[TASK ITEM]
Output every line from the beginning of the records through the line that contains "Functional | PBEsol |", exactly as it appears.

[STORED DATA]
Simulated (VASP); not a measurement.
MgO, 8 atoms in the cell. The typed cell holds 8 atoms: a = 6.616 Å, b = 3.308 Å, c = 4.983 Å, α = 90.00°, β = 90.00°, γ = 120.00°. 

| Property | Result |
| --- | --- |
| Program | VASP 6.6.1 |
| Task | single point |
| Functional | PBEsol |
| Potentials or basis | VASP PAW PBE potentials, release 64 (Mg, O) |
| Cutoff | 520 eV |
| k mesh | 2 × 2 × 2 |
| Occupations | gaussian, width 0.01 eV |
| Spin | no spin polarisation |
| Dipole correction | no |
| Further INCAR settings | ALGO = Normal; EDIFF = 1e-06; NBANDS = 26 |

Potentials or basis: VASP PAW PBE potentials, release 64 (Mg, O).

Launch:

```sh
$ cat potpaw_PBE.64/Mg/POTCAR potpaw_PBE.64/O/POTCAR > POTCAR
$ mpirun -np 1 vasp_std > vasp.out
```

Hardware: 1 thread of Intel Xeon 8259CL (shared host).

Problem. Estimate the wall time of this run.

[TASK OUTPUT]
Simulated (VASP); not a measurement.
MgO, 8 atoms in the cell. The typed cell holds 8 atoms: a = 6.616 Å, b = 3.308 Å, c = 4.983 Å, α = 90.00°, β = 90.00°, γ = 120.00°. 

| Property | Result |
| --- | --- |
| Program | VASP 6.6.1 |
| Task | single point |
| Functional | PBEsol |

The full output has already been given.